• Data records:
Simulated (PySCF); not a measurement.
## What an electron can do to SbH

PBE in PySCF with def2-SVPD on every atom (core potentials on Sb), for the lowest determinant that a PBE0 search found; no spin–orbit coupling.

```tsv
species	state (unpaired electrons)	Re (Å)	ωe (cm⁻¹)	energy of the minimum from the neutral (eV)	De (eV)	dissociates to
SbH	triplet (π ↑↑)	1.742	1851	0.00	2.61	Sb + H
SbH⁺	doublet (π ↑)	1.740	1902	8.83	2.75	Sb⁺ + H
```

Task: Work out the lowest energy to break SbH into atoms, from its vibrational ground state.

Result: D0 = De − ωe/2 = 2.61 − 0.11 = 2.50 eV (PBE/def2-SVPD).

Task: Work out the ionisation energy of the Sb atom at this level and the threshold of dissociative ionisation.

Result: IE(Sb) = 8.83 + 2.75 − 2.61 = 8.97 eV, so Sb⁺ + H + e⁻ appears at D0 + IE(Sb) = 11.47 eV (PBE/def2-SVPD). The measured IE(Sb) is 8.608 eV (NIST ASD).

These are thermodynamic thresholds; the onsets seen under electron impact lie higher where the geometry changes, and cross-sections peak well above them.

• Work instruction: Print all the lines exactly as they occur in the listing.

• Your response:
Simulated (PySCF); not a measurement.
## What an electron can do to SbH

PBE in PySCF with def2-SVPD on every atom (core potentials on Sb), for the lowest determinant that a PBE0 search found; no spin–orbit coupling.

```tsv
species	state (unpaired electrons)	Re (Å)	ωe (cm⁻¹)	energy of the minimum from the neutral (eV)	De (eV)	dissociates to
SbH	triplet (π ↑↑)	1.742	1851	0.00	2.61	Sb + H
SbH⁺	doublet (π ↑)	1.740	1902	8.83	2.75	Sb⁺ + H
```

Task: Work out the lowest energy to break SbH into atoms, from its vibrational ground state.

Result: D0 = De − ωe/2 = 2.61 − 0.11 = 2.50 eV (PBE/def2-SVPD).

Task: Work out the ionisation energy of the Sb atom at this level and the threshold of dissociative ionisation.

Result: IE(Sb) = 8.83 + 2.75 − 2.61 = 8.97 eV, so Sb⁺ + H + e⁻ appears at D0 + IE(Sb) = 11.47 eV (PBE/def2-SVPD). The measured IE(Sb) is 8.608 eV (NIST ASD).

These are thermodynamic thresholds; the onsets seen under electron impact lie higher where the geometry changes, and cross-sections peak well above them.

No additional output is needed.